*** Opening of SUPPLIED RECORDS ***

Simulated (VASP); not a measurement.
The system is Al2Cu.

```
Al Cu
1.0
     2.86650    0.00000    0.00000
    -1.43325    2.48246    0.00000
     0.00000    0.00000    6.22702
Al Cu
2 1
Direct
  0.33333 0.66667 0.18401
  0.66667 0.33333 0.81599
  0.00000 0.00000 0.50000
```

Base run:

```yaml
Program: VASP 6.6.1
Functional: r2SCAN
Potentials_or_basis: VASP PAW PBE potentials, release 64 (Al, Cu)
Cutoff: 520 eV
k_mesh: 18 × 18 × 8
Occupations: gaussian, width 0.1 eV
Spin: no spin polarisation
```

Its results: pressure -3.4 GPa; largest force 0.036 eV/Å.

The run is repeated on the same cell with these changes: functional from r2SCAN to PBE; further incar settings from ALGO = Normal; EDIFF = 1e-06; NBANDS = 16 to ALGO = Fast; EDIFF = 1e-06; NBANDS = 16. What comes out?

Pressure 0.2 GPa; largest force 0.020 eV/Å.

*** Close of SUPPLIED RECORDS ***

WORK ITEM: Retype the listing. Match it exactly.

PROBLEM SOLUTION:
Simulated (VASP); not a measurement.
The system is Al2Cu.

```
Al Cu
1.0
     2.86650    0.00000    0.00000
    -1.43325    2.48246    0.00000
     0.00000    0.00000    6.22702
Al Cu
2 1
Direct
  0.33333 0.66667 0.18401
  0.66667 0.33333 0.81599
  0.00000 0.00000 0.50000
```

Base run:

```yaml
Program: VASP 6.6.1
Functional: r2SCAN
Potentials_or_basis: VASP PAW PBE potentials, release 64 (Al, Cu)
Cutoff: 520 eV
k_mesh: 18 × 18 × 8
Occupations: gaussian, width 0.1 eV
Spin: no spin polarisation
```

Its results: pressure -3.4 GPa; largest force 0.036 eV/Å.

The run is repeated on the same cell with these changes: functional from r2SCAN to PBE; further incar settings from ALGO = Normal; EDIFF = 1e-06; NBANDS = 16 to ALGO = Fast; EDIFF = 1e-06; NBANDS = 16. What comes out?

Pressure 0.2 GPa; largest force 0.020 eV/Å.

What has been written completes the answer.